**Exercise**
Please output, without any change, the lines of the material below from the very first through the one with "Cutoff 420 eV;".

━━━━

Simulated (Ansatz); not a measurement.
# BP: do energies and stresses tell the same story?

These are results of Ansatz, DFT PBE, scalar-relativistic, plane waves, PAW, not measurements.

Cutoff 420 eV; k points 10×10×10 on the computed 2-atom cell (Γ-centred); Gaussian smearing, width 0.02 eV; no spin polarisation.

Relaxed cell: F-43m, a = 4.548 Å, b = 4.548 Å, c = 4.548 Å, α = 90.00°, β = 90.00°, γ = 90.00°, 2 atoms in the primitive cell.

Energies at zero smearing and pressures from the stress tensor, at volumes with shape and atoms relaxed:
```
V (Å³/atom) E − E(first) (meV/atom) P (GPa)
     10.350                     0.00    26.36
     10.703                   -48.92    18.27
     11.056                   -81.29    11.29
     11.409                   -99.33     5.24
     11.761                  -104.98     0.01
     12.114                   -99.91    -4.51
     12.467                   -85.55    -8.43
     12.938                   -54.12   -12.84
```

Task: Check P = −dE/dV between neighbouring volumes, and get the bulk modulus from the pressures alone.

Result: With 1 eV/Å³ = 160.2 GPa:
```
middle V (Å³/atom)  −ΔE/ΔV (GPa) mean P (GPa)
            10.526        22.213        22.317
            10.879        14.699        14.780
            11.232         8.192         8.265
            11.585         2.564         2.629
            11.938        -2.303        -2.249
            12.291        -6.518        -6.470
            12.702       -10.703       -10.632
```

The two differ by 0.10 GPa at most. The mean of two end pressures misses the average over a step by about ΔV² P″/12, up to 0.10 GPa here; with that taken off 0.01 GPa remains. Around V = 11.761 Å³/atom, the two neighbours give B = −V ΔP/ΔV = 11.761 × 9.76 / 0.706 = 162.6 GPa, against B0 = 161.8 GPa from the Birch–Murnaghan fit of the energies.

━━━━

**Exercise solution**
Simulated (Ansatz); not a measurement.
# BP: do energies and stresses tell the same story?

These are results of Ansatz, DFT PBE, scalar-relativistic, plane waves, PAW, not measurements.

Cutoff 420 eV; k points 10×10×10 on the computed 2-atom cell (Γ-centred); Gaussian smearing, width 0.02 eV; no spin polarisation.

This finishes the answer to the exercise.